**Excerpted data**
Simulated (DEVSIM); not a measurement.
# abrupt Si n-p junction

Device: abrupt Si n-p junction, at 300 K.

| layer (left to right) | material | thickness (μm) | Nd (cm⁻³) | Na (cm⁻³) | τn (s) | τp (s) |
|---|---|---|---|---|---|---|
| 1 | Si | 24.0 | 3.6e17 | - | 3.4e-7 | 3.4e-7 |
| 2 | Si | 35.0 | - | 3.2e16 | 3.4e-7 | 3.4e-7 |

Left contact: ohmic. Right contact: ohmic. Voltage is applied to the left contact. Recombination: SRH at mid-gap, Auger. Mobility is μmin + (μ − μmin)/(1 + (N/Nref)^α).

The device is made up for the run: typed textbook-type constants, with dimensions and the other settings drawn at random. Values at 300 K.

**Exercise**
Retype each entry exactly, missing none.

**Response**
Simulated (DEVSIM); not a measurement.
# abrupt Si n-p junction

Device: abrupt Si n-p junction, at 300 K.

| layer (left to right) | material | thickness (μm) | Nd (cm⁻³) | Na (cm⁻³) | τn (s) | τp (s) |
|---|---|---|---|---|---|---|
| 1 | Si | 24.0 | 3.6e17 | - | 3.4e-7 | 3.4e-7 |
| 2 | Si | 35.0 | - | 3.2e16 | 3.4e-7 | 3.4e-7 |

Left contact: ohmic. Right contact: ohmic. Voltage is applied to the left contact. Recombination: SRH at mid-gap, Auger. Mobility is μmin + (μ − μmin)/(1 + (N/Nref)^α).

The device is made up for the run: typed textbook-type constants, with dimensions and the other settings drawn at random. Values at 300 K.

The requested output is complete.